WORK TASK | Reproduce the records word for word, from the first line to the line containing "C (0.7 GPa), A (6.8 GPa), B (14.0 GPa).".

SUPPLIED RECORDS |
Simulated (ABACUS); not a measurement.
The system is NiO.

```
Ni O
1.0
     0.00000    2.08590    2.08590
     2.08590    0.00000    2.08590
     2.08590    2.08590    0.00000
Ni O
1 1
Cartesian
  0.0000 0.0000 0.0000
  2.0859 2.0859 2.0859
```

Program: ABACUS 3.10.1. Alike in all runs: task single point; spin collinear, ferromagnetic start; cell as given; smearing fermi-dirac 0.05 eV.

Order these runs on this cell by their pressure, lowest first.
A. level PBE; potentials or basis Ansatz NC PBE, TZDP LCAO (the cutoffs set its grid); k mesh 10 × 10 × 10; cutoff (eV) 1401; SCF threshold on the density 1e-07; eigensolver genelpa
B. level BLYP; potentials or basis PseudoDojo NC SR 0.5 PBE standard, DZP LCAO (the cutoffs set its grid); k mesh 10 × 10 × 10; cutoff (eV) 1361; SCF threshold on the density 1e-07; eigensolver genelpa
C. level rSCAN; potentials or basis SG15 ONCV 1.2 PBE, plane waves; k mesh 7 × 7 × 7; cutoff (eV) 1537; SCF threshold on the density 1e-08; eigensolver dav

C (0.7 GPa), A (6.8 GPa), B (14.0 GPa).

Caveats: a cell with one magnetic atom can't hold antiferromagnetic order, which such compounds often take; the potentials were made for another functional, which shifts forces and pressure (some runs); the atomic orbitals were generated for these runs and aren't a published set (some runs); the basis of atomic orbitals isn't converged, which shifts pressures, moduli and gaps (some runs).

WRITTEN RESPONSE |
Simulated (ABACUS); not a measurement.
The system is NiO.

```
Ni O
1.0
     0.00000    2.08590    2.08590
     2.08590    0.00000    2.08590
     2.08590    2.08590    0.00000
Ni O
1 1
Cartesian
  0.0000 0.0000 0.0000
  2.0859 2.0859 2.0859
```

Program: ABACUS 3.10.1. Alike in all runs: task single point; spin collinear, ferromagnetic start; cell as given; smearing fermi-dirac 0.05 eV.

Order these runs on this cell by their pressure, lowest first.
A. level PBE; potentials or basis Ansatz NC PBE, TZDP LCAO (the cutoffs set its grid); k mesh 10 × 10 × 10; cutoff (eV) 1401; SCF threshold on the density 1e-07; eigensolver genelpa
B. level BLYP; potentials or basis PseudoDojo NC SR 0.5 PBE standard, DZP LCAO (the cutoffs set its grid); k mesh 10 × 10 × 10; cutoff (eV) 1361; SCF threshold on the density 1e-07; eigensolver genelpa
C. level rSCAN; potentials or basis SG15 ONCV 1.2 PBE, plane waves; k mesh 7 × 7 × 7; cutoff (eV) 1537; SCF threshold on the density 1e-08; eigensolver dav

C (0.7 GPa), A (6.8 GPa), B (14.0 GPa).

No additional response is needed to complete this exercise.